#### EXERCISE:
Below are entries; copy exactly the lines from the one with "- nearest host" through the one with "- cost = about", both included, and leave out the rest.

#### SUPPLIED MATERIAL:
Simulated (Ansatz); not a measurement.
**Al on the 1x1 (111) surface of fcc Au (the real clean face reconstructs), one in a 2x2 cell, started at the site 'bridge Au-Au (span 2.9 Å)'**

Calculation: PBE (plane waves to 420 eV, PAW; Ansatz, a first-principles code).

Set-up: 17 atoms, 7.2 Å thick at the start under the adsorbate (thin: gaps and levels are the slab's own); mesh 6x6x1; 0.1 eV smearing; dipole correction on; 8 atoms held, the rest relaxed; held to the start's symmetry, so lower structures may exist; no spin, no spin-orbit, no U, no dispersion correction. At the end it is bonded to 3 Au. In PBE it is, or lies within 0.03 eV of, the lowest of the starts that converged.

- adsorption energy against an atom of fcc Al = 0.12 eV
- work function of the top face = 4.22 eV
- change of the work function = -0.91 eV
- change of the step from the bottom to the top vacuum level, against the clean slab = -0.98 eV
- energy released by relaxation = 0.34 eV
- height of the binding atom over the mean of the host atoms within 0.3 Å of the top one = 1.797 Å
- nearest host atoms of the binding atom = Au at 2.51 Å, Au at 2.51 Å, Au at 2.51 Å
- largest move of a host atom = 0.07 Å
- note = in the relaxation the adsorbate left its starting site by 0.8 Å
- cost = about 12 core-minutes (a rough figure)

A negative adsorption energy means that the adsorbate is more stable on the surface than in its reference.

#### TASK SOLUTION:
- nearest host atoms of the binding atom = Au at 2.51 Å, Au at 2.51 Å, Au at 2.51 Å
- largest move of a host atom = 0.07 Å
- note = in the relaxation the adsorbate left its starting site by 0.8 Å
- cost = about 12 core-minutes (a rough figure)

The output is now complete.